Given data:
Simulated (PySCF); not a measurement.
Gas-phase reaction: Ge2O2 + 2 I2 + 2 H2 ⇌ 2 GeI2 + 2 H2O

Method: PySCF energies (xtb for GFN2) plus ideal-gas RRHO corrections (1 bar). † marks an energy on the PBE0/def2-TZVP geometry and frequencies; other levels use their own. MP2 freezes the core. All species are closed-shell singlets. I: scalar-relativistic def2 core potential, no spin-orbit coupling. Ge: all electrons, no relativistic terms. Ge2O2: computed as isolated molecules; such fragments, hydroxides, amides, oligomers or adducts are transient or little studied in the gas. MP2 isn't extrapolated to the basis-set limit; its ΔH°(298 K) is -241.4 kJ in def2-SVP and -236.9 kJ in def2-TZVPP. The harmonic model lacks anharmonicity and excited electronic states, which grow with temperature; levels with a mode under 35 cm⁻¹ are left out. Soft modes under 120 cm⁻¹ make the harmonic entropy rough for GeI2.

Work item:
Only the lines from the start of the material through the line containing "Gas-phase reaction: Ge2O2" should be repeated, and they should be repeated exactly.

Result:
Simulated (PySCF); not a measurement.
Gas-phase reaction: Ge2O2 + 2 I2 + 2 H2 ⇌ 2 GeI2 + 2 H2O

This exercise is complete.